* * * * * * * * *

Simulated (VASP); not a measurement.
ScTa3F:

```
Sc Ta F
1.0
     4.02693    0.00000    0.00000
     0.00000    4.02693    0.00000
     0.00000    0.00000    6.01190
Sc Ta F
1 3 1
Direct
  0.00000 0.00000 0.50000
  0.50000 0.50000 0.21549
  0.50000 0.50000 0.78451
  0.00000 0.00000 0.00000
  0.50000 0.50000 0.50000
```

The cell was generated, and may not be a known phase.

* * * * * * * * *

REQUIREMENT>
The entire set of entries, and nothing else, should be set down exactly.

TASK RESULT>
Simulated (VASP); not a measurement.
ScTa3F:

```
Sc Ta F
1.0
     4.02693    0.00000    0.00000
     0.00000    4.02693    0.00000
     0.00000    0.00000    6.01190
Sc Ta F
1 3 1
Direct
  0.00000 0.00000 0.50000
  0.50000 0.50000 0.21549
  0.50000 0.50000 0.78451
  0.00000 0.00000 0.00000
  0.50000 0.50000 0.50000
```

The cell was generated, and may not be a known phase.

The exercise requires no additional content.